(SUPPLIED ENTRIES)
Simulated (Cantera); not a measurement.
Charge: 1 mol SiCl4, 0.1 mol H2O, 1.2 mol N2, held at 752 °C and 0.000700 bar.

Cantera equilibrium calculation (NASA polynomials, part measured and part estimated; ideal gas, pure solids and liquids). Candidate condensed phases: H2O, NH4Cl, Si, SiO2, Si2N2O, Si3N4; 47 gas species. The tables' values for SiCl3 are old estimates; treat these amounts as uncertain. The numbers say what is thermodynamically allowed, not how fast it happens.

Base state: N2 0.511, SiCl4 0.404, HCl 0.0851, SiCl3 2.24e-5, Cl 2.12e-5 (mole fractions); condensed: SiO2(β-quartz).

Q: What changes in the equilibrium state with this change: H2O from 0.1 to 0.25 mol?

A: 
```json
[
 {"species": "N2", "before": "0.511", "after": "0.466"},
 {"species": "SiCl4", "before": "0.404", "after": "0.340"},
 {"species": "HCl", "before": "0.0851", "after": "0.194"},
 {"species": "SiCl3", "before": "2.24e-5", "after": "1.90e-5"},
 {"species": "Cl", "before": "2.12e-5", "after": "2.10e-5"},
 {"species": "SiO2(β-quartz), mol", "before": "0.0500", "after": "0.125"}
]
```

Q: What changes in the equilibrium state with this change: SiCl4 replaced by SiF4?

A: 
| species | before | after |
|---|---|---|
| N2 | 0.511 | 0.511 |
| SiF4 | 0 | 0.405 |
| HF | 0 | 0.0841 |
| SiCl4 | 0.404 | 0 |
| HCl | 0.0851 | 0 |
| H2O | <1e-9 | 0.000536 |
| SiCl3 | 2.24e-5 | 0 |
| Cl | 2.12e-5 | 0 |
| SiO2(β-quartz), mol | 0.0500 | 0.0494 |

(ACTIVITY) Your response should hold the lines from the first line of the entries above through the line with "Charge: 1 mol", each retyped exactly, and nothing else.

(RESPONSE AREA)
Simulated (Cantera); not a measurement.
Charge: 1 mol SiCl4, 0.1 mol H2O, 1.2 mol N2, held at 752 °C and 0.000700 bar.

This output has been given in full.